RECORD EXTRACTS »
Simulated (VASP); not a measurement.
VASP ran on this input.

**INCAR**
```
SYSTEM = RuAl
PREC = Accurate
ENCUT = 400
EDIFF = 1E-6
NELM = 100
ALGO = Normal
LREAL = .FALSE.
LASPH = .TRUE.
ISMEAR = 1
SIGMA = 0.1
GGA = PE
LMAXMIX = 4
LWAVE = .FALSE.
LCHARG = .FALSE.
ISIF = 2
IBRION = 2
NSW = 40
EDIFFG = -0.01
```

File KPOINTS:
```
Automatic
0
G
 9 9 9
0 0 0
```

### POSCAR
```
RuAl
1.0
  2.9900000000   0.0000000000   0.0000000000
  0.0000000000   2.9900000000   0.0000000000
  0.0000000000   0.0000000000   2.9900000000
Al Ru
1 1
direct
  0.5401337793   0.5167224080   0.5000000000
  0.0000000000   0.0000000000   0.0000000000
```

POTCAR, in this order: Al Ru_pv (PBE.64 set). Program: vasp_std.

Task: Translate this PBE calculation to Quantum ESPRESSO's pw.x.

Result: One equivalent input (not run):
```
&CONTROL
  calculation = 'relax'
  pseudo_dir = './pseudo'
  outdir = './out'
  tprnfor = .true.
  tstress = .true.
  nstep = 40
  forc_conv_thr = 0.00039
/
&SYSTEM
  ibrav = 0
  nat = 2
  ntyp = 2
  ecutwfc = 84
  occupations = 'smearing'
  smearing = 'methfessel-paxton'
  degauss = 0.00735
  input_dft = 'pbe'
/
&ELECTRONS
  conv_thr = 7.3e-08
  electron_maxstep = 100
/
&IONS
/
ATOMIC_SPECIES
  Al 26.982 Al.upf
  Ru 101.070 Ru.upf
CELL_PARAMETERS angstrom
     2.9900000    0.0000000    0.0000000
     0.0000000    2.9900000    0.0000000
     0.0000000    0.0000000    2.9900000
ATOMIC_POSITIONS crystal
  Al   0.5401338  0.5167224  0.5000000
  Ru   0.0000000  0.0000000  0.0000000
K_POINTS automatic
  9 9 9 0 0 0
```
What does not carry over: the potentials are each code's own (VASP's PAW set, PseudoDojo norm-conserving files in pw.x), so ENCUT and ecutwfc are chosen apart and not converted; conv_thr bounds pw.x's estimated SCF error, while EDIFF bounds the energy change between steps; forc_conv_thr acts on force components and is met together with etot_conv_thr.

TASK ITEM »
Please print, exactly and with nothing else, the lines from the first line of the entries through the line containing "POTCAR, in this".

ANSWER BOX »
Simulated (VASP); not a measurement.
VASP ran on this input.

**INCAR**
```
SYSTEM = RuAl
PREC = Accurate
ENCUT = 400
EDIFF = 1E-6
NELM = 100
ALGO = Normal
LREAL = .FALSE.
LASPH = .TRUE.
ISMEAR = 1
SIGMA = 0.1
GGA = PE
LMAXMIX = 4
LWAVE = .FALSE.
LCHARG = .FALSE.
ISIF = 2
IBRION = 2
NSW = 40
EDIFFG = -0.01
```

File KPOINTS:
```
Automatic
0
G
 9 9 9
0 0 0
```

### POSCAR
```
RuAl
1.0
  2.9900000000   0.0000000000   0.0000000000
  0.0000000000   2.9900000000   0.0000000000
  0.0000000000   0.0000000000   2.9900000000
Al Ru
1 1
direct
  0.5401337793   0.5167224080   0.5000000000
  0.0000000000   0.0000000000   0.0000000000
```

POTCAR, in this order: Al Ru_pv (PBE.64 set). Program: vasp_std.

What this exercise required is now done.